» Required action
Retype the whole listing exactly.

» Extracted material
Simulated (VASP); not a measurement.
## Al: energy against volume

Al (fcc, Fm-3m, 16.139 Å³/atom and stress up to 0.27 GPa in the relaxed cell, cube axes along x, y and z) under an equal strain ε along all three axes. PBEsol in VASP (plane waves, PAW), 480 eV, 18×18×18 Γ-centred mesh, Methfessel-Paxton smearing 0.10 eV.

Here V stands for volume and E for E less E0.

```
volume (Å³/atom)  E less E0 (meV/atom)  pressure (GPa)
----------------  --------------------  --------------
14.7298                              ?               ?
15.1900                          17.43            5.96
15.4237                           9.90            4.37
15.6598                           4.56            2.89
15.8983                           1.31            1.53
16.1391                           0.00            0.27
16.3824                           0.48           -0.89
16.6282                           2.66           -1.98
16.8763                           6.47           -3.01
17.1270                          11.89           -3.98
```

» Result
Simulated (VASP); not a measurement.
## Al: energy against volume

Al (fcc, Fm-3m, 16.139 Å³/atom and stress up to 0.27 GPa in the relaxed cell, cube axes along x, y and z) under an equal strain ε along all three axes. PBEsol in VASP (plane waves, PAW), 480 eV, 18×18×18 Γ-centred mesh, Methfessel-Paxton smearing 0.10 eV.

Here V stands for volume and E for E less E0.

```
volume (Å³/atom)  E less E0 (meV/atom)  pressure (GPa)
----------------  --------------------  --------------
14.7298                              ?               ?
15.1900                          17.43            5.96
15.4237                           9.90            4.37
15.6598                           4.56            2.89
15.8983                           1.31            1.53
16.1391                           0.00            0.27
16.3824                           0.48           -0.89
16.6282                           2.66           -1.98
16.8763                           6.47           -3.01
17.1270                          11.89           -3.98
```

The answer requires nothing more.